Assigned task
Restate word for word the lines of the material below, from the line with "The system is GaN." to the line with "HSE06 gives the", both lines included, and no others.

Supplied data Start Marker

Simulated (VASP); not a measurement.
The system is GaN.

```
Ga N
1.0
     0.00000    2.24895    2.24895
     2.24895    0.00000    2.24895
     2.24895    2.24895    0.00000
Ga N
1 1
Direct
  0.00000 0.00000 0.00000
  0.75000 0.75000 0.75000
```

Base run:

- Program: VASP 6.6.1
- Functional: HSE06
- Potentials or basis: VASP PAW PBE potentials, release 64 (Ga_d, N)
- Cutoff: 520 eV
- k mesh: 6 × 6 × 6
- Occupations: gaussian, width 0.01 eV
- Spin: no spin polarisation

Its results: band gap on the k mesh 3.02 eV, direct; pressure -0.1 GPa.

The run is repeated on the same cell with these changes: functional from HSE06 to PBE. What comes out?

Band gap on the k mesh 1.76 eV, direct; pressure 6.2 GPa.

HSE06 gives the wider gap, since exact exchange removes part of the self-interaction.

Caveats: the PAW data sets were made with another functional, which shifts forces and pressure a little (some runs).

Supplied data End Marker

Written response
The system is GaN.

```
Ga N
1.0
     0.00000    2.24895    2.24895
     2.24895    0.00000    2.24895
     2.24895    2.24895    0.00000
Ga N
1 1
Direct
  0.00000 0.00000 0.00000
  0.75000 0.75000 0.75000
```

Base run:

- Program: VASP 6.6.1
- Functional: HSE06
- Potentials or basis: VASP PAW PBE potentials, release 64 (Ga_d, N)
- Cutoff: 520 eV
- k mesh: 6 × 6 × 6
- Occupations: gaussian, width 0.01 eV
- Spin: no spin polarisation

Its results: band gap on the k mesh 3.02 eV, direct; pressure -0.1 GPa.

The run is repeated on the same cell with these changes: functional from HSE06 to PBE. What comes out?

Band gap on the k mesh 1.76 eV, direct; pressure 6.2 GPa.

HSE06 gives the wider gap, since exact exchange removes part of the self-interaction.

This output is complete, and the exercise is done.